DATA TO EXAMINE
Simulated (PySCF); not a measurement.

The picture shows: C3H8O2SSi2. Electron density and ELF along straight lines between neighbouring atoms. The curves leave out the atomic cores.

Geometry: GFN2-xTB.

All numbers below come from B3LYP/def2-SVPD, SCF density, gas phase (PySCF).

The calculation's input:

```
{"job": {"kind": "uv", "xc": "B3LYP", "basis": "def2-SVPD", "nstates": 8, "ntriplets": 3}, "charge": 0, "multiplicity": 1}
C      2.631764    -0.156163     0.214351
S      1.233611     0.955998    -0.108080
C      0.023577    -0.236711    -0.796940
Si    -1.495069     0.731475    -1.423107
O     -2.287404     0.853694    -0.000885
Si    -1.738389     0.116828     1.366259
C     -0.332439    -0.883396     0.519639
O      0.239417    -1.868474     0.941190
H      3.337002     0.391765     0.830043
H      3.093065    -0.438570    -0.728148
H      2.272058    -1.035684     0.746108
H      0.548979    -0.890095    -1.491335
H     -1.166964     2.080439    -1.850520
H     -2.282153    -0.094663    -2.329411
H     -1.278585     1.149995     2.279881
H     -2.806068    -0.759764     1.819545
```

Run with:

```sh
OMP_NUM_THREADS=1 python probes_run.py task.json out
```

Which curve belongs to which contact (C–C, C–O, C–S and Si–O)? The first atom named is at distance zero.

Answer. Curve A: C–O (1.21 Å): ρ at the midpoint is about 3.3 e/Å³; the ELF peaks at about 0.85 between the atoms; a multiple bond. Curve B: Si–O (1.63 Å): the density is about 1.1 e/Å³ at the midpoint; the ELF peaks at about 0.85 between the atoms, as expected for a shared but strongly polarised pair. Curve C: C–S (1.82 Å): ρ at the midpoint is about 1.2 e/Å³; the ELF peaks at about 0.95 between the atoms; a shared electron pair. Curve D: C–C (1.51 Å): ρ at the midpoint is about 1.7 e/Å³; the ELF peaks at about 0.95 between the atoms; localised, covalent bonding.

WORK ITEM
Copy out word for word each line of the listing, from the very first line down to the line containing "Geometry: GFN2-xTB.", and stop after that line.

WORKED SOLUTION
Simulated (PySCF); not a measurement.

The picture shows: C3H8O2SSi2. Electron density and ELF along straight lines between neighbouring atoms. The curves leave out the atomic cores.

Geometry: GFN2-xTB.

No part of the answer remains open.